RECORDED INFORMATION |
>>>

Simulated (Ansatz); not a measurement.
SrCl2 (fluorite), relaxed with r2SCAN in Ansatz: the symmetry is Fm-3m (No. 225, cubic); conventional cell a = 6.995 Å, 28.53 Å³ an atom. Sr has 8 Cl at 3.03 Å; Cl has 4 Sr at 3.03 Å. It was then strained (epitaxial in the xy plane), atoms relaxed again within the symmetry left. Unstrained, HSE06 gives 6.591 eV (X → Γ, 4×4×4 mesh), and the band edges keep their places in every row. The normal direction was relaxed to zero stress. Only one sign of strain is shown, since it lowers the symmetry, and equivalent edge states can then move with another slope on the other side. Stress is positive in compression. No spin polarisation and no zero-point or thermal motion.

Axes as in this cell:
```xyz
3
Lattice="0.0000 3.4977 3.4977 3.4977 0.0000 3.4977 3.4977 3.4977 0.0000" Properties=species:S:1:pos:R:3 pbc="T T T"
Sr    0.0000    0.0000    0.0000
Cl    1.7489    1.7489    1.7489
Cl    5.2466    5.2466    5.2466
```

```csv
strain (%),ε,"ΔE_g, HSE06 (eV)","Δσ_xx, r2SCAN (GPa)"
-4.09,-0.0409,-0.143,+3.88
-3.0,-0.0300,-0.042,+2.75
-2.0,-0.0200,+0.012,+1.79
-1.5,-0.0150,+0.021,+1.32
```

<<<

WORK TASK |
Please restate every record above word for word.

ANSWER SECTION |
Simulated (Ansatz); not a measurement.
SrCl2 (fluorite), relaxed with r2SCAN in Ansatz: the symmetry is Fm-3m (No. 225, cubic); conventional cell a = 6.995 Å, 28.53 Å³ an atom. Sr has 8 Cl at 3.03 Å; Cl has 4 Sr at 3.03 Å. It was then strained (epitaxial in the xy plane), atoms relaxed again within the symmetry left. Unstrained, HSE06 gives 6.591 eV (X → Γ, 4×4×4 mesh), and the band edges keep their places in every row. The normal direction was relaxed to zero stress. Only one sign of strain is shown, since it lowers the symmetry, and equivalent edge states can then move with another slope on the other side. Stress is positive in compression. No spin polarisation and no zero-point or thermal motion.

Axes as in this cell:
```xyz
3
Lattice="0.0000 3.4977 3.4977 3.4977 0.0000 3.4977 3.4977 3.4977 0.0000" Properties=species:S:1:pos:R:3 pbc="T T T"
Sr    0.0000    0.0000    0.0000
Cl    1.7489    1.7489    1.7489
Cl    5.2466    5.2466    5.2466
```

```csv
strain (%),ε,"ΔE_g, HSE06 (eV)","Δσ_xx, r2SCAN (GPa)"
-4.09,-0.0409,-0.143,+3.88
-3.0,-0.0300,-0.042,+2.75
-2.0,-0.0200,+0.012,+1.79
-1.5,-0.0150,+0.021,+1.32
```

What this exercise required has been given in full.